* [Records shown]
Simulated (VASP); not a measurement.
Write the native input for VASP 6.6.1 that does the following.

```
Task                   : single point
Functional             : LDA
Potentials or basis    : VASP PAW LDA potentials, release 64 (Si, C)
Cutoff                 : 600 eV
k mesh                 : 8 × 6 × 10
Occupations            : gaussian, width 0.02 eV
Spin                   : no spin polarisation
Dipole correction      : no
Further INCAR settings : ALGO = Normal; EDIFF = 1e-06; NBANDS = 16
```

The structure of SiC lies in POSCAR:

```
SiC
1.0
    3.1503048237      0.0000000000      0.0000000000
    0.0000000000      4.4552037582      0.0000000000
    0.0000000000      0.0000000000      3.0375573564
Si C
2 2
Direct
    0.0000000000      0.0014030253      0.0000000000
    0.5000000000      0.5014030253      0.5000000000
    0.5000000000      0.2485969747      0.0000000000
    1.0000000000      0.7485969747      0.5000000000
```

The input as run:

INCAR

* [Assigned task]
Please output the complete set of records above without any alteration.

* [Answer box]
Simulated (VASP); not a measurement.
Write the native input for VASP 6.6.1 that does the following.

```
Task                   : single point
Functional             : LDA
Potentials or basis    : VASP PAW LDA potentials, release 64 (Si, C)
Cutoff                 : 600 eV
k mesh                 : 8 × 6 × 10
Occupations            : gaussian, width 0.02 eV
Spin                   : no spin polarisation
Dipole correction      : no
Further INCAR settings : ALGO = Normal; EDIFF = 1e-06; NBANDS = 16
```

The structure of SiC lies in POSCAR:

```
SiC
1.0
    3.1503048237      0.0000000000      0.0000000000
    0.0000000000      4.4552037582      0.0000000000
    0.0000000000      0.0000000000      3.0375573564
Si C
2 2
Direct
    0.0000000000      0.0014030253      0.0000000000
    0.5000000000      0.5014030253      0.5000000000
    0.5000000000      0.2485969747      0.0000000000
    1.0000000000      0.7485969747      0.5000000000
```

The input as run:

INCAR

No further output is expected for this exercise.